═════ Data to examine ═════

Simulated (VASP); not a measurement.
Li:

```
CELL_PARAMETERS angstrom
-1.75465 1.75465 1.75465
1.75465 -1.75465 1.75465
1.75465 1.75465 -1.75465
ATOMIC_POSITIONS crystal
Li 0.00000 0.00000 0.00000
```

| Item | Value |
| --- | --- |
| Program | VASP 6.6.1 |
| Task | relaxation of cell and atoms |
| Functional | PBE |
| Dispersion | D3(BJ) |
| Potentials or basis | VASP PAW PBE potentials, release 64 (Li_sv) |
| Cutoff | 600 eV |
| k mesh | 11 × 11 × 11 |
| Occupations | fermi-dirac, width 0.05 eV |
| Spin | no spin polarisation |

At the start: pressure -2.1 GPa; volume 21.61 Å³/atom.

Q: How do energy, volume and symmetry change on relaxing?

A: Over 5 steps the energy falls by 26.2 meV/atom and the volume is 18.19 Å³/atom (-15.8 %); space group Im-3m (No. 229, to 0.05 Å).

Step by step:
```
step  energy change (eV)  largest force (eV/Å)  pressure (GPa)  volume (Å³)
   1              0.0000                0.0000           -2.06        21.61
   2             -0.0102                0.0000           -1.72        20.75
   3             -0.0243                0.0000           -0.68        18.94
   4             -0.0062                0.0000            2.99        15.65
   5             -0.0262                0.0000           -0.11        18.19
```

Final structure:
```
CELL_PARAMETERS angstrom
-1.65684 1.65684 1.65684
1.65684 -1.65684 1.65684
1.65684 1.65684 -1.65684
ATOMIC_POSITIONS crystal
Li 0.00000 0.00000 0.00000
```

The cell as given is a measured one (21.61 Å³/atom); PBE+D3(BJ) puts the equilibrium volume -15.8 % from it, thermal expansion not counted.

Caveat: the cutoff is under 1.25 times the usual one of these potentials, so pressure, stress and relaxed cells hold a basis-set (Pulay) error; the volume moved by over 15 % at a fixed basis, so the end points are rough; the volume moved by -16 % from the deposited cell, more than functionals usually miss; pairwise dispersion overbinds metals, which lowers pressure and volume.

═════

__Exercise__: Repeat verbatim the opening run of entries, ending with the line that contains "Q: How do energy, volume".

__Answer box__:
Simulated (VASP); not a measurement.
Li:

```
CELL_PARAMETERS angstrom
-1.75465 1.75465 1.75465
1.75465 -1.75465 1.75465
1.75465 1.75465 -1.75465
ATOMIC_POSITIONS crystal
Li 0.00000 0.00000 0.00000
```

| Item | Value |
| --- | --- |
| Program | VASP 6.6.1 |
| Task | relaxation of cell and atoms |
| Functional | PBE |
| Dispersion | D3(BJ) |
| Potentials or basis | VASP PAW PBE potentials, release 64 (Li_sv) |
| Cutoff | 600 eV |
| k mesh | 11 × 11 × 11 |
| Occupations | fermi-dirac, width 0.05 eV |
| Spin | no spin polarisation |

At the start: pressure -2.1 GPa; volume 21.61 Å³/atom.

Q: How do energy, volume and symmetry change on relaxing?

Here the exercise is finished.